EXTRACTED MATERIAL:
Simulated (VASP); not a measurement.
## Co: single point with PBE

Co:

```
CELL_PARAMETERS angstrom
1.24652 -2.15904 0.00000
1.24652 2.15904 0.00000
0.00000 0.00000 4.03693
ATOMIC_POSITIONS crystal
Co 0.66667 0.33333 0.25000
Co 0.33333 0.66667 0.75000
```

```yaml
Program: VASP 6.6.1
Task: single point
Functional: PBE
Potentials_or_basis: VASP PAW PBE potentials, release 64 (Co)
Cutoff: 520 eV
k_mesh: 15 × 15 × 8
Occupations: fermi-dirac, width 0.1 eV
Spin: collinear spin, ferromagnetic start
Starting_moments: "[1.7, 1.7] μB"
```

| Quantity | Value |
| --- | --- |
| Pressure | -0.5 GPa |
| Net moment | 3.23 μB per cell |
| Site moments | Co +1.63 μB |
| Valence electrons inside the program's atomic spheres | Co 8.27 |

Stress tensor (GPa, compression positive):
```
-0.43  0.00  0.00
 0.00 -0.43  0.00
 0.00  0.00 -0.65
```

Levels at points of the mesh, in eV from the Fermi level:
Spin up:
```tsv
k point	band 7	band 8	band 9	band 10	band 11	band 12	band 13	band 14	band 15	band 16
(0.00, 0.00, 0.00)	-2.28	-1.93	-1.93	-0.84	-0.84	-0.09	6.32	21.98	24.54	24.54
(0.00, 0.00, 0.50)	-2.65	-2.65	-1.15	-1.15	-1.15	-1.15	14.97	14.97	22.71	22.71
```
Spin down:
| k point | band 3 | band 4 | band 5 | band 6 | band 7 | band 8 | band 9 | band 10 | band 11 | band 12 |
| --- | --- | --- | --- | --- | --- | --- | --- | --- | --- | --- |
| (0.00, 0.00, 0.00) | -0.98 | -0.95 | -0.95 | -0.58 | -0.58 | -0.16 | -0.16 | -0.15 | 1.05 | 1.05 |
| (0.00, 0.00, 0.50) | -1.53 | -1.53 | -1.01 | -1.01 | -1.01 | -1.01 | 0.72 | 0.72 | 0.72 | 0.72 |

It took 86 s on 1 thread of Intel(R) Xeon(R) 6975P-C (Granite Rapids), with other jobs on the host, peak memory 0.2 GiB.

REQUIREMENT: Your answer consists solely of the lines from the top of the records above through the line that contains "0.72 | 0.72 | 0.72 |", each echoed exactly.

RESULT:
Simulated (VASP); not a measurement.
## Co: single point with PBE

Co:

```
CELL_PARAMETERS angstrom
1.24652 -2.15904 0.00000
1.24652 2.15904 0.00000
0.00000 0.00000 4.03693
ATOMIC_POSITIONS crystal
Co 0.66667 0.33333 0.25000
Co 0.33333 0.66667 0.75000
```

```yaml
Program: VASP 6.6.1
Task: single point
Functional: PBE
Potentials_or_basis: VASP PAW PBE potentials, release 64 (Co)
Cutoff: 520 eV
k_mesh: 15 × 15 × 8
Occupations: fermi-dirac, width 0.1 eV
Spin: collinear spin, ferromagnetic start
Starting_moments: "[1.7, 1.7] μB"
```

| Quantity | Value |
| --- | --- |
| Pressure | -0.5 GPa |
| Net moment | 3.23 μB per cell |
| Site moments | Co +1.63 μB |
| Valence electrons inside the program's atomic spheres | Co 8.27 |

Stress tensor (GPa, compression positive):
```
-0.43  0.00  0.00
 0.00 -0.43  0.00
 0.00  0.00 -0.65
```

Levels at points of the mesh, in eV from the Fermi level:
Spin up:
```tsv
k point	band 7	band 8	band 9	band 10	band 11	band 12	band 13	band 14	band 15	band 16
(0.00, 0.00, 0.00)	-2.28	-1.93	-1.93	-0.84	-0.84	-0.09	6.32	21.98	24.54	24.54
(0.00, 0.00, 0.50)	-2.65	-2.65	-1.15	-1.15	-1.15	-1.15	14.97	14.97	22.71	22.71
```
Spin down:
| k point | band 3 | band 4 | band 5 | band 6 | band 7 | band 8 | band 9 | band 10 | band 11 | band 12 |
| --- | --- | --- | --- | --- | --- | --- | --- | --- | --- | --- |
| (0.00, 0.00, 0.00) | -0.98 | -0.95 | -0.95 | -0.58 | -0.58 | -0.16 | -0.16 | -0.15 | 1.05 | 1.05 |
| (0.00, 0.00, 0.50) | -1.53 | -1.53 | -1.01 | -1.01 | -1.01 | -1.01 | 0.72 | 0.72 | 0.72 | 0.72 |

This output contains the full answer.